━━━━━━━━━━━━━━━━

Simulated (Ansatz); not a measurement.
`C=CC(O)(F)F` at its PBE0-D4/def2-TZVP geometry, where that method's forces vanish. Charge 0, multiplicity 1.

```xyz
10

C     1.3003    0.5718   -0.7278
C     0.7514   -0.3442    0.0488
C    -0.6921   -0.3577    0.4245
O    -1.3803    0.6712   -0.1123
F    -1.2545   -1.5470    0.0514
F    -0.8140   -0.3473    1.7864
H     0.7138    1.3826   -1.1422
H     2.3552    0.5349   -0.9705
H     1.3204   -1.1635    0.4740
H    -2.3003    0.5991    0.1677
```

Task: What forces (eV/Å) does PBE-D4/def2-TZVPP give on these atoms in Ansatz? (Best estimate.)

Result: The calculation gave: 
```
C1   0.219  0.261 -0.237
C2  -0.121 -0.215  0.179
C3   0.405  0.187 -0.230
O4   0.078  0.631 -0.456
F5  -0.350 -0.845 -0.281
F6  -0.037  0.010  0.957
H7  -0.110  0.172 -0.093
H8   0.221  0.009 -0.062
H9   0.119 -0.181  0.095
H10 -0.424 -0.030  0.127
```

━━━━━━━━━━━━━━━━

REQUIREMENT: Using the records above, output exactly the lines from the first through the line that contains "Task: What forces", with both of those included.

EXERCISE ANSWER:
Simulated (Ansatz); not a measurement.
`C=CC(O)(F)F` at its PBE0-D4/def2-TZVP geometry, where that method's forces vanish. Charge 0, multiplicity 1.

```xyz
10

C     1.3003    0.5718   -0.7278
C     0.7514   -0.3442    0.0488
C    -0.6921   -0.3577    0.4245
O    -1.3803    0.6712   -0.1123
F    -1.2545   -1.5470    0.0514
F    -0.8140   -0.3473    1.7864
H     0.7138    1.3826   -1.1422
H     2.3552    0.5349   -0.9705
H     1.3204   -1.1635    0.4740
H    -2.3003    0.5991    0.1677
```

Task: What forces (eV/Å) does PBE-D4/def2-TZVPP give on these atoms in Ansatz? (Best estimate.)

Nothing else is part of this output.